*WORK TASK*
Lines from the line with "System: C₃H₄ClN₃, numbered" to the line with "Task: What barrier" in the entries below, and only those, must be output exactly, with both ends included.

****************************************

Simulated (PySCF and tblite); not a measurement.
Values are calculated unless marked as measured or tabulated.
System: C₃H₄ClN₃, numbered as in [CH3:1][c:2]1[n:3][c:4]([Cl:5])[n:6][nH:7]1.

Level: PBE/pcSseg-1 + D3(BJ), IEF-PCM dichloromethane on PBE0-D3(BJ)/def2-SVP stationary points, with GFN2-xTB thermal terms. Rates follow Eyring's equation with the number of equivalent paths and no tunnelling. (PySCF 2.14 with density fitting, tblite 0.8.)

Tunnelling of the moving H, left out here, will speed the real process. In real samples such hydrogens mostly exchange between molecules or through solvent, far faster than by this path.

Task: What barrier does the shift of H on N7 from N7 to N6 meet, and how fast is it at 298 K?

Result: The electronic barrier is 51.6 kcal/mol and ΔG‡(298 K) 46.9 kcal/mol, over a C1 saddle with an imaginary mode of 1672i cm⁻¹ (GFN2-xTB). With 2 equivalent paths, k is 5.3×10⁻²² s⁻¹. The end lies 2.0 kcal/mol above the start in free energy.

****************************************

*TASK OUTPUT*
System: C₃H₄ClN₃, numbered as in [CH3:1][c:2]1[n:3][c:4]([Cl:5])[n:6][nH:7]1.

Level: PBE/pcSseg-1 + D3(BJ), IEF-PCM dichloromethane on PBE0-D3(BJ)/def2-SVP stationary points, with GFN2-xTB thermal terms. Rates follow Eyring's equation with the number of equivalent paths and no tunnelling. (PySCF 2.14 with density fitting, tblite 0.8.)

Tunnelling of the moving H, left out here, will speed the real process. In real samples such hydrogens mostly exchange between molecules or through solvent, far faster than by this path.

Task: What barrier does the shift of H on N7 from N7 to N6 meet, and how fast is it at 298 K?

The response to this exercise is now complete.